──────────────────────────────
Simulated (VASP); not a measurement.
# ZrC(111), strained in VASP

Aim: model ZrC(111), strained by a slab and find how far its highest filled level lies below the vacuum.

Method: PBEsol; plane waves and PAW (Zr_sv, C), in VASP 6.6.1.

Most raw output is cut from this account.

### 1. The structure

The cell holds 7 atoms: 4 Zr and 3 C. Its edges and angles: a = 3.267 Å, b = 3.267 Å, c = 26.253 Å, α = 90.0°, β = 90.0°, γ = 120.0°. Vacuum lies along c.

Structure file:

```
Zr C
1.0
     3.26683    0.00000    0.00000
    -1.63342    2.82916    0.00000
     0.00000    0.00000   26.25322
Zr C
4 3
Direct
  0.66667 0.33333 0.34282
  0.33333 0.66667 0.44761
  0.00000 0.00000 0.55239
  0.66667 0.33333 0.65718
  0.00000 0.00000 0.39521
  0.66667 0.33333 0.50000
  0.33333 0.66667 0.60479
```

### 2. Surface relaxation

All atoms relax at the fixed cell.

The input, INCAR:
──────────────────────────────

From the line that has "# ZrC(111), strained in VASP" through the line that has "### 1. The structure", copy every line exactly as it appears above, and leave out all others.

# ZrC(111), strained in VASP

Aim: model ZrC(111), strained by a slab and find how far its highest filled level lies below the vacuum.

Method: PBEsol; plane waves and PAW (Zr_sv, C), in VASP 6.6.1.

Most raw output is cut from this account.

### 1. The structure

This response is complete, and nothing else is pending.